## Dataset content
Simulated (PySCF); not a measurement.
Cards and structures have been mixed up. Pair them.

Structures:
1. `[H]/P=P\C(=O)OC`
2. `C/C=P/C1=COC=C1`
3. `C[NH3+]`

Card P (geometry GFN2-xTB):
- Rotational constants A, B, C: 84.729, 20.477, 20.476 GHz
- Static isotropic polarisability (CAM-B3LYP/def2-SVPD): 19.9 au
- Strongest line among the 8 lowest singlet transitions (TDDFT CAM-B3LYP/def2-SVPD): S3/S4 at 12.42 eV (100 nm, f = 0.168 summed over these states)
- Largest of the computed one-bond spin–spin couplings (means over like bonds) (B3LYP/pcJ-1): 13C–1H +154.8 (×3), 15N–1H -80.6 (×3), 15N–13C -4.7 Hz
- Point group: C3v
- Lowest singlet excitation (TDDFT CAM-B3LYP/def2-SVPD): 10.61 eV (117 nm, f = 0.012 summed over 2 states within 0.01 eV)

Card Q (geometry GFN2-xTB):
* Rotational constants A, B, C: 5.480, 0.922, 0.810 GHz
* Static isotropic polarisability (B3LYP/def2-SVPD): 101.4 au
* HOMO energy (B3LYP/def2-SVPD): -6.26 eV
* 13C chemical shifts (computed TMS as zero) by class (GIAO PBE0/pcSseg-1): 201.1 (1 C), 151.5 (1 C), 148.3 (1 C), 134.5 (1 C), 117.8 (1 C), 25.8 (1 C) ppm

## Action item
Please repeat the listing above in full and exactly.

## Answer space
Simulated (PySCF); not a measurement.
Cards and structures have been mixed up. Pair them.

Structures:
1. `[H]/P=P\C(=O)OC`
2. `C/C=P/C1=COC=C1`
3. `C[NH3+]`

Card P (geometry GFN2-xTB):
- Rotational constants A, B, C: 84.729, 20.477, 20.476 GHz
- Static isotropic polarisability (CAM-B3LYP/def2-SVPD): 19.9 au
- Strongest line among the 8 lowest singlet transitions (TDDFT CAM-B3LYP/def2-SVPD): S3/S4 at 12.42 eV (100 nm, f = 0.168 summed over these states)
- Largest of the computed one-bond spin–spin couplings (means over like bonds) (B3LYP/pcJ-1): 13C–1H +154.8 (×3), 15N–1H -80.6 (×3), 15N–13C -4.7 Hz
- Point group: C3v
- Lowest singlet excitation (TDDFT CAM-B3LYP/def2-SVPD): 10.61 eV (117 nm, f = 0.012 summed over 2 states within 0.01 eV)

Card Q (geometry GFN2-xTB):
* Rotational constants A, B, C: 5.480, 0.922, 0.810 GHz
* Static isotropic polarisability (B3LYP/def2-SVPD): 101.4 au
* HOMO energy (B3LYP/def2-SVPD): -6.26 eV
* 13C chemical shifts (computed TMS as zero) by class (GIAO PBE0/pcSseg-1): 201.1 (1 C), 151.5 (1 C), 148.3 (1 C), 134.5 (1 C), 117.8 (1 C), 25.8 (1 C) ppm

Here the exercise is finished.